> [Work instruction]:
From the records below, transcribe only the lines running from the one with "cell and atoms" through the one with "volume (Å³) |". Keep both of those end lines.

> [The data]:
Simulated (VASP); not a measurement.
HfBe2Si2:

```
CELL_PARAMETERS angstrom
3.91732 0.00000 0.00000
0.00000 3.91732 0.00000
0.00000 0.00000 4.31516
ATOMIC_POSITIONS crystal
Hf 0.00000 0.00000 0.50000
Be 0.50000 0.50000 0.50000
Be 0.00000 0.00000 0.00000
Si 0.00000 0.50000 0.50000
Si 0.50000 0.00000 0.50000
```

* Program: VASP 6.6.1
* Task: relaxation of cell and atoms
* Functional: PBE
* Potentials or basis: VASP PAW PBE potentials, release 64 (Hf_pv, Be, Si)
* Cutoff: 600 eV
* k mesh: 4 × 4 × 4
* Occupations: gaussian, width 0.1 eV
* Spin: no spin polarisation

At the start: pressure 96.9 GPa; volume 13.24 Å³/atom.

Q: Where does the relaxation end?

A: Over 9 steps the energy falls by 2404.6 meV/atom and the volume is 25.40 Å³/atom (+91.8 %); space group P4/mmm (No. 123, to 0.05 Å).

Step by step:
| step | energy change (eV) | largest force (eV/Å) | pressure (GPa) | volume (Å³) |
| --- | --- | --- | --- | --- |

> [Task solution]:
* Task: relaxation of cell and atoms
* Functional: PBE
* Potentials or basis: VASP PAW PBE potentials, release 64 (Hf_pv, Be, Si)
* Cutoff: 600 eV
* k mesh: 4 × 4 × 4
* Occupations: gaussian, width 0.1 eV
* Spin: no spin polarisation

At the start: pressure 96.9 GPa; volume 13.24 Å³/atom.

Q: Where does the relaxation end?

A: Over 9 steps the energy falls by 2404.6 meV/atom and the volume is 25.40 Å³/atom (+91.8 %); space group P4/mmm (No. 123, to 0.05 Å).

Step by step:
| step | energy change (eV) | largest force (eV/Å) | pressure (GPa) | volume (Å³) |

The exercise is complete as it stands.